▶ _Study material_
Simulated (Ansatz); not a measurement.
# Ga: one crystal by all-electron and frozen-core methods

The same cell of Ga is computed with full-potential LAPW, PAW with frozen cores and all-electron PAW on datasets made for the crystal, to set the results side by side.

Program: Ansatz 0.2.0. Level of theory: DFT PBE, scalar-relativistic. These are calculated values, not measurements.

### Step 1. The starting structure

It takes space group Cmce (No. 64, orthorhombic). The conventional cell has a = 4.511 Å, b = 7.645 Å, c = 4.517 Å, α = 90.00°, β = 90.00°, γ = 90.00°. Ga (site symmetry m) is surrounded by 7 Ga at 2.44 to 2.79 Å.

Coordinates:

▶ _Required action_
Exactly reproduce every record.

▶ _Reply_
Simulated (Ansatz); not a measurement.
# Ga: one crystal by all-electron and frozen-core methods

The same cell of Ga is computed with full-potential LAPW, PAW with frozen cores and all-electron PAW on datasets made for the crystal, to set the results side by side.

Program: Ansatz 0.2.0. Level of theory: DFT PBE, scalar-relativistic. These are calculated values, not measurements.

### Step 1. The starting structure

It takes space group Cmce (No. 64, orthorhombic). The conventional cell has a = 4.511 Å, b = 7.645 Å, c = 4.517 Å, α = 90.00°, β = 90.00°, γ = 90.00°. Ga (site symmetry m) is surrounded by 7 Ga at 2.44 to 2.79 Å.

Coordinates:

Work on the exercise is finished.